Start of Block

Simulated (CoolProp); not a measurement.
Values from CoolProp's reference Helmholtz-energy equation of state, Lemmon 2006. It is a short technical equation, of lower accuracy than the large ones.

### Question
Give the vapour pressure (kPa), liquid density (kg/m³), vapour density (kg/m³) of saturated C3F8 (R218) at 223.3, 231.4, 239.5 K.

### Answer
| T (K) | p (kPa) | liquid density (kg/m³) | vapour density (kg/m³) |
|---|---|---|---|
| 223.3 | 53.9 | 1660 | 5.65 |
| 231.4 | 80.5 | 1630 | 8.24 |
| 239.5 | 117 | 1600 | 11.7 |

End of Block

Action item: Would you retype the lines above from the one with "### Question" down to the one with "1630 | 8.24 |", word for word, both ends included and no other lines?

Result:
### Question
Give the vapour pressure (kPa), liquid density (kg/m³), vapour density (kg/m³) of saturated C3F8 (R218) at 223.3, 231.4, 239.5 K.

### Answer
| T (K) | p (kPa) | liquid density (kg/m³) | vapour density (kg/m³) |
|---|---|---|---|
| 223.3 | 53.9 | 1660 | 5.65 |
| 231.4 | 80.5 | 1630 | 8.24 |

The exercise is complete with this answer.